**Brief:** Take every entry below and copy it out word for word.

**Dataset:**
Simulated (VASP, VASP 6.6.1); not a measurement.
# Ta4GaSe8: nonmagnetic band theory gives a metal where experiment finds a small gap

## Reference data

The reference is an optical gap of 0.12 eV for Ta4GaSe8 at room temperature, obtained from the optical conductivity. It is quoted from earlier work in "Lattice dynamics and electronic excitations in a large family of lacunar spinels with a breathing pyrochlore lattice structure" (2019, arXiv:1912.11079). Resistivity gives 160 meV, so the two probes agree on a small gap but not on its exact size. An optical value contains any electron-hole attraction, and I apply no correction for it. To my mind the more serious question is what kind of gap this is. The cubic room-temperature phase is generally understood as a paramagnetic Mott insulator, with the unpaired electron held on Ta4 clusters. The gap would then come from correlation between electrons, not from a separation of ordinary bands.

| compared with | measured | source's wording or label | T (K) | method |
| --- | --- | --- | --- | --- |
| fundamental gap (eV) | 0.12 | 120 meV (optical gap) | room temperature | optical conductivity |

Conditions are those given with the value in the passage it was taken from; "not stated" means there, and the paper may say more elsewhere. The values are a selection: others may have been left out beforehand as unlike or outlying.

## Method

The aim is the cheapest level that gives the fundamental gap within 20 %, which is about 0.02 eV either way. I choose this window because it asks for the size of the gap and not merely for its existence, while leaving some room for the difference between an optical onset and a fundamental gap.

**Response area:**
Simulated (VASP, VASP 6.6.1); not a measurement.
# Ta4GaSe8: nonmagnetic band theory gives a metal where experiment finds a small gap

## Reference data

The reference is an optical gap of 0.12 eV for Ta4GaSe8 at room temperature, obtained from the optical conductivity. It is quoted from earlier work in "Lattice dynamics and electronic excitations in a large family of lacunar spinels with a breathing pyrochlore lattice structure" (2019, arXiv:1912.11079). Resistivity gives 160 meV, so the two probes agree on a small gap but not on its exact size. An optical value contains any electron-hole attraction, and I apply no correction for it. To my mind the more serious question is what kind of gap this is. The cubic room-temperature phase is generally understood as a paramagnetic Mott insulator, with the unpaired electron held on Ta4 clusters. The gap would then come from correlation between electrons, not from a separation of ordinary bands.

| compared with | measured | source's wording or label | T (K) | method |
| --- | --- | --- | --- | --- |
| fundamental gap (eV) | 0.12 | 120 meV (optical gap) | room temperature | optical conductivity |

Conditions are those given with the value in the passage it was taken from; "not stated" means there, and the paper may say more elsewhere. The values are a selection: others may have been left out beforehand as unlike or outlying.

## Method

The aim is the cheapest level that gives the fundamental gap within 20 %, which is about 0.02 eV either way. I choose this window because it asks for the size of the gap and not merely for its existence, while leaving some room for the difference between an optical onset and a fundamental gap.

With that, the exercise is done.